Exercise data.
+ + + +

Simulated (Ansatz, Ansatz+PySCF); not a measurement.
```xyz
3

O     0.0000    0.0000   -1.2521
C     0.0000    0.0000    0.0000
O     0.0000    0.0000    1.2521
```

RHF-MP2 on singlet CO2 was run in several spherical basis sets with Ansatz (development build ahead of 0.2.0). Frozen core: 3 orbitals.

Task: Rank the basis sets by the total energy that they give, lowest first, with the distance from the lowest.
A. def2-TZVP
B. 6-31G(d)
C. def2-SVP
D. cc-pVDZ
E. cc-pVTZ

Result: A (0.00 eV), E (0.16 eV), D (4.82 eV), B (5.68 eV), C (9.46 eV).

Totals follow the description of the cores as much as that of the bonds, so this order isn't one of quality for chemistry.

+ + + +

Work order. An exact copy of the lines above, from the one containing "C. def2-SVP" down to the one containing "Result: A (0.00" and including both, is the whole answer; retype it and nothing else.

Exercise response.
C. def2-SVP
D. cc-pVDZ
E. cc-pVTZ

Result: A (0.00 eV), E (0.16 eV), D (4.82 eV), B (5.68 eV), C (9.46 eV).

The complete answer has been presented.